### DATA SHOWN
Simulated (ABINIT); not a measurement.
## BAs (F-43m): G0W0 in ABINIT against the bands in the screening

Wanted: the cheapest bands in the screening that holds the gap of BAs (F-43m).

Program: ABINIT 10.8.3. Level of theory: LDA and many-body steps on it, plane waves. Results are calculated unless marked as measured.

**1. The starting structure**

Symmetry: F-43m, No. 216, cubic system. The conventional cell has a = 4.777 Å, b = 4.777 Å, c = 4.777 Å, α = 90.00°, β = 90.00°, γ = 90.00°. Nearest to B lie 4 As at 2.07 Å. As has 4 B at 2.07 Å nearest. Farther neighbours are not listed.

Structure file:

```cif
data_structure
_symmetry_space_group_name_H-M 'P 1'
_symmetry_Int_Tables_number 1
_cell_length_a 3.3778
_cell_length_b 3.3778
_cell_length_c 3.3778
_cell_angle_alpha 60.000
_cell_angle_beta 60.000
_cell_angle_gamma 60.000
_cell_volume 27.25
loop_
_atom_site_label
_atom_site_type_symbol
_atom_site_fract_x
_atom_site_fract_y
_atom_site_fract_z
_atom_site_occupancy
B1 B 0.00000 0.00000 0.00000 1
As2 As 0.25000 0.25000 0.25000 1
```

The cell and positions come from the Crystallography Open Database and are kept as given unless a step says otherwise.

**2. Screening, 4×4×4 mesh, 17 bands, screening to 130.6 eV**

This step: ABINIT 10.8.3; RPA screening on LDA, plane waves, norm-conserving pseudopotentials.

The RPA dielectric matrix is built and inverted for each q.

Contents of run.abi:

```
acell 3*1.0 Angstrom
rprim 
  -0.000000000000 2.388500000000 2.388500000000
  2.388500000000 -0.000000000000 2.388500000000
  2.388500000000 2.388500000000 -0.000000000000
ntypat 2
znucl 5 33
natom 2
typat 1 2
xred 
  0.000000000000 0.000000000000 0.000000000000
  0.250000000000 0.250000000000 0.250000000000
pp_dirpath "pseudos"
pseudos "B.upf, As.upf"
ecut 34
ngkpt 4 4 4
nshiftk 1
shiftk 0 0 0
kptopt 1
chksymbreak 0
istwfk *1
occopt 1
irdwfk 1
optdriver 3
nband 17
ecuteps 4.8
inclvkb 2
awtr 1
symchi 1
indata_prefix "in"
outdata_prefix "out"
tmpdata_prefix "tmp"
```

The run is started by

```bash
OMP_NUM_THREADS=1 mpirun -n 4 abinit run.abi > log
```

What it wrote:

### WORK TASK
In the listing above, find the line with "Wanted: the cheapest" and the line with "The cell and", then print exactly those lines and every line between them.

### WRITTEN REPLY
Wanted: the cheapest bands in the screening that holds the gap of BAs (F-43m).

Program: ABINIT 10.8.3. Level of theory: LDA and many-body steps on it, plane waves. Results are calculated unless marked as measured.

**1. The starting structure**

Symmetry: F-43m, No. 216, cubic system. The conventional cell has a = 4.777 Å, b = 4.777 Å, c = 4.777 Å, α = 90.00°, β = 90.00°, γ = 90.00°. Nearest to B lie 4 As at 2.07 Å. As has 4 B at 2.07 Å nearest. Farther neighbours are not listed.

Structure file:

```cif
data_structure
_symmetry_space_group_name_H-M 'P 1'
_symmetry_Int_Tables_number 1
_cell_length_a 3.3778
_cell_length_b 3.3778
_cell_length_c 3.3778
_cell_angle_alpha 60.000
_cell_angle_beta 60.000
_cell_angle_gamma 60.000
_cell_volume 27.25
loop_
_atom_site_label
_atom_site_type_symbol
_atom_site_fract_x
_atom_site_fract_y
_atom_site_fract_z
_atom_site_occupancy
B1 B 0.00000 0.00000 0.00000 1
As2 As 0.25000 0.25000 0.25000 1
```

The cell and positions come from the Crystallography Open Database and are kept as given unless a step says otherwise.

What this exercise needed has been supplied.